Raw data:
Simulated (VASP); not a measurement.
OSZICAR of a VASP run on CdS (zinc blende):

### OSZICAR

Work task:
Please reproduce exactly the lines above, beginning with the first and ending with the line that contains "OSZICAR of a", and include nothing outside that range.

Answer box:
Simulated (VASP); not a measurement.
OSZICAR of a VASP run on CdS (zinc blende):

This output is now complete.